Supplied material:

━━━━━━━━━━━━━━━━

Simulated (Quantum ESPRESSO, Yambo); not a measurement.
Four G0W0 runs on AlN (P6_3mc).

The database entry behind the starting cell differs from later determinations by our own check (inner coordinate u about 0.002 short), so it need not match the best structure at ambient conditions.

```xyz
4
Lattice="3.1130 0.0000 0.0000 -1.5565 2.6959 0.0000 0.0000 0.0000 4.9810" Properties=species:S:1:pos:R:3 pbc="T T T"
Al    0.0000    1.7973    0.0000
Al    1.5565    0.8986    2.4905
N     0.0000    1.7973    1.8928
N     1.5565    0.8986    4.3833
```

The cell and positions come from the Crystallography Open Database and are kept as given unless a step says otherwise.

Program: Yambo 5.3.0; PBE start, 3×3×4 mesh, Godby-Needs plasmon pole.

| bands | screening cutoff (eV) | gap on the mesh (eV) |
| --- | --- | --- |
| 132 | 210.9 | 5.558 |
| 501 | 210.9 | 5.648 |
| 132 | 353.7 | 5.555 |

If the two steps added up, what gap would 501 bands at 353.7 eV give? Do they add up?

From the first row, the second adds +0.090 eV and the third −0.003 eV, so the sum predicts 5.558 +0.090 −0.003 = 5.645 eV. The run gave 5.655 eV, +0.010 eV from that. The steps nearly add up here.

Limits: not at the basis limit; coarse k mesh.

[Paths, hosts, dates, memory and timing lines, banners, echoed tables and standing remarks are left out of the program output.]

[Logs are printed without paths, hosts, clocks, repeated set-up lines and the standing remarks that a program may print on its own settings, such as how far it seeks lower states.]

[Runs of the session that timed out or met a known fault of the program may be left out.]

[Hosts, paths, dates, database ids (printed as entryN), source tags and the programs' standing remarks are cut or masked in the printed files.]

━━━━━━━━━━━━━━━━

Activity:
Would you please copy exactly the part of the entries above that begins at the line containing "Limits: not at" and ends at the line containing "[Runs of the", both lines included?

Worked solution:
Limits: not at the basis limit; coarse k mesh.

[Paths, hosts, dates, memory and timing lines, banners, echoed tables and standing remarks are left out of the program output.]

[Logs are printed without paths, hosts, clocks, repeated set-up lines and the standing remarks that a program may print on its own settings, such as how far it seeks lower states.]

[Runs of the session that timed out or met a known fault of the program may be left out.]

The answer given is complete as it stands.